Records shown ::

>>>

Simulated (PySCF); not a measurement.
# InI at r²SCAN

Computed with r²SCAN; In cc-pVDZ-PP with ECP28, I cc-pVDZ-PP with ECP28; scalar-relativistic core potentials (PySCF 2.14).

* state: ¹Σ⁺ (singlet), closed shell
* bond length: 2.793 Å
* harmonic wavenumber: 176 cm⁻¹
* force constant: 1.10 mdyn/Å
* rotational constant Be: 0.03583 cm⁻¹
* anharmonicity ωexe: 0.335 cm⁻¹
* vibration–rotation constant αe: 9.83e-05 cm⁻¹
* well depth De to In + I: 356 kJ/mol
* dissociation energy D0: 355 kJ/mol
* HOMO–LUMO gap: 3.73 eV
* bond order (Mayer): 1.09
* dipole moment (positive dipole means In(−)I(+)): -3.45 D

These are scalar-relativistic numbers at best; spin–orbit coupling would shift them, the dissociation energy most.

<<<

Requirement :: In the listing above, find the line with "(singlet), closed shell" and the line with "In(−)I(+)): -3.45 D". Output those two lines and every line between them, exactly as written.

Written response ::
* state: ¹Σ⁺ (singlet), closed shell
* bond length: 2.793 Å
* harmonic wavenumber: 176 cm⁻¹
* force constant: 1.10 mdyn/Å
* rotational constant Be: 0.03583 cm⁻¹
* anharmonicity ωexe: 0.335 cm⁻¹
* vibration–rotation constant αe: 9.83e-05 cm⁻¹
* well depth De to In + I: 356 kJ/mol
* dissociation energy D0: 355 kJ/mol
* HOMO–LUMO gap: 3.73 eV
* bond order (Mayer): 1.09
* dipole moment (positive dipole means In(−)I(+)): -3.45 D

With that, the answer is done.